◆ REQUIRED ACTION:
Restate the listing below with no word altered.

- - - -

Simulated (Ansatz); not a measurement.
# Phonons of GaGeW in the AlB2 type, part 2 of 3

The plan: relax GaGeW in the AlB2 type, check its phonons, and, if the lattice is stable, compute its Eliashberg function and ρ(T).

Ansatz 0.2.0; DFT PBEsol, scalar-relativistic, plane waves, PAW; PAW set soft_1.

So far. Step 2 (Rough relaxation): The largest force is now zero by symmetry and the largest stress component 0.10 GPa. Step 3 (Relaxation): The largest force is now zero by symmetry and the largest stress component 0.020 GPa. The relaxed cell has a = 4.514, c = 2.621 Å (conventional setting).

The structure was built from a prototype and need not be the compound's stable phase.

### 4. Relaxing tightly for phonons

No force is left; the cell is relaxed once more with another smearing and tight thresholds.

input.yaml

- - - -

◆ EXERCISE SOLUTION:
Simulated (Ansatz); not a measurement.
# Phonons of GaGeW in the AlB2 type, part 2 of 3

The plan: relax GaGeW in the AlB2 type, check its phonons, and, if the lattice is stable, compute its Eliashberg function and ρ(T).

Ansatz 0.2.0; DFT PBEsol, scalar-relativistic, plane waves, PAW; PAW set soft_1.

So far. Step 2 (Rough relaxation): The largest force is now zero by symmetry and the largest stress component 0.10 GPa. Step 3 (Relaxation): The largest force is now zero by symmetry and the largest stress component 0.020 GPa. The relaxed cell has a = 4.514, c = 2.621 Å (conventional setting).

The structure was built from a prototype and need not be the compound's stable phase.

### 4. Relaxing tightly for phonons

No force is left; the cell is relaxed once more with another smearing and tight thresholds.

input.yaml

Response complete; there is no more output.